=-=-=-=-=

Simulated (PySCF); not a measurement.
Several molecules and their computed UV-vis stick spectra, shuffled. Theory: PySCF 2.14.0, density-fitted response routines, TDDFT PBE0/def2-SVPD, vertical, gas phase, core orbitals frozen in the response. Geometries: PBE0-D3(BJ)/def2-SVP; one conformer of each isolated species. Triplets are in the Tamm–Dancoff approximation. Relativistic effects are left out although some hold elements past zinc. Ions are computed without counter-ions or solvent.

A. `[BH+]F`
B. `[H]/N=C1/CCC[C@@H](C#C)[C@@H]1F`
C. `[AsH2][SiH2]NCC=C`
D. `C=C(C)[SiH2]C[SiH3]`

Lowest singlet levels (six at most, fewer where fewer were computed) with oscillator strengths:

=-=-=-=-=

WORK ITEM: When you reach the end of the data above, set it all down again unchanged.

TASK SOLUTION:
Simulated (PySCF); not a measurement.
Several molecules and their computed UV-vis stick spectra, shuffled. Theory: PySCF 2.14.0, density-fitted response routines, TDDFT PBE0/def2-SVPD, vertical, gas phase, core orbitals frozen in the response. Geometries: PBE0-D3(BJ)/def2-SVP; one conformer of each isolated species. Triplets are in the Tamm–Dancoff approximation. Relativistic effects are left out although some hold elements past zinc. Ions are computed without counter-ions or solvent.

A. `[BH+]F`
B. `[H]/N=C1/CCC[C@@H](C#C)[C@@H]1F`
C. `[AsH2][SiH2]NCC=C`
D. `C=C(C)[SiH2]C[SiH3]`

Lowest singlet levels (six at most, fewer where fewer were computed) with oscillator strengths:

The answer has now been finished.